### Assigned task
Would you quote the material below from its first line through the line containing "Aim: how the", exactly and with both ends included?

### Entries shown
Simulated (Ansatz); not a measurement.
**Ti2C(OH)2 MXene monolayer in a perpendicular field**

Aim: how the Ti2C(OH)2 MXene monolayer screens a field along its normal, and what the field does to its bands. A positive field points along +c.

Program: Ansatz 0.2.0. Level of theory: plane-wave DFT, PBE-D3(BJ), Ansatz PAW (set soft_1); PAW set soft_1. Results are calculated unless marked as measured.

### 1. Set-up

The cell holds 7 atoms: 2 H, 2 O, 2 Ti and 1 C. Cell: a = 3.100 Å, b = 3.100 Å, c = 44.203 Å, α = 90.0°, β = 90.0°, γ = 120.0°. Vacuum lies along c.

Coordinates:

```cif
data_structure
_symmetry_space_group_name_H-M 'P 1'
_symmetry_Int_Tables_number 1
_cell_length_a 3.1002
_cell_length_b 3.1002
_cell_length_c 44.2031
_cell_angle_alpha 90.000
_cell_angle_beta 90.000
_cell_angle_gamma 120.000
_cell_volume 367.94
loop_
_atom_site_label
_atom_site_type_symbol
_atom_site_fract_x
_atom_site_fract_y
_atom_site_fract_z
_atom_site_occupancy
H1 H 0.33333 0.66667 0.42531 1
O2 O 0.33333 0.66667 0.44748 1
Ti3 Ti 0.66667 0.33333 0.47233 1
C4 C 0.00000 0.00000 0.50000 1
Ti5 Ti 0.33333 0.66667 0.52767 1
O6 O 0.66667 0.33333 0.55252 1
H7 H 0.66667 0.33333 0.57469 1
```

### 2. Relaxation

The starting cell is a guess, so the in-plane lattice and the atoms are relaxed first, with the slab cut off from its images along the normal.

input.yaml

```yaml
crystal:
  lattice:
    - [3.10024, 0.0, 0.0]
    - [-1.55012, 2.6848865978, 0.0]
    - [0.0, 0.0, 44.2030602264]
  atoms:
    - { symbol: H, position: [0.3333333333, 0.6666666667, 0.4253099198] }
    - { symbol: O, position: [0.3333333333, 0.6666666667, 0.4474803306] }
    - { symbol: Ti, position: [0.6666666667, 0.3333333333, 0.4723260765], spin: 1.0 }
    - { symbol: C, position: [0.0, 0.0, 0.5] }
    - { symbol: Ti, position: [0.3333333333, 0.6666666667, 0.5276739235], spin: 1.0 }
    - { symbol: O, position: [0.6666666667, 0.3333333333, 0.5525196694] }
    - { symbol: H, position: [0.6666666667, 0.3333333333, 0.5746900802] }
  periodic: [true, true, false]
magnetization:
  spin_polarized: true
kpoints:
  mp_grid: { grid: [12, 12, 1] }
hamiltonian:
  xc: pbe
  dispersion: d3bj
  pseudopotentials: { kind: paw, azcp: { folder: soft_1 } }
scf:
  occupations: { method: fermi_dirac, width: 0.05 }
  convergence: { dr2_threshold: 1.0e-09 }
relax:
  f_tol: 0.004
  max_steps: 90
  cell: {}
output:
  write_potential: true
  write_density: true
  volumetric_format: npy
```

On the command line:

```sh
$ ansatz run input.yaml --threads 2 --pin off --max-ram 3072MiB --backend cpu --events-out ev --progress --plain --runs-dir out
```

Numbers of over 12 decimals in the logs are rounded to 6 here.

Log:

### Exercise solution
Simulated (Ansatz); not a measurement.
**Ti2C(OH)2 MXene monolayer in a perpendicular field**

Aim: how the Ti2C(OH)2 MXene monolayer screens a field along its normal, and what the field does to its bands. A positive field points along +c.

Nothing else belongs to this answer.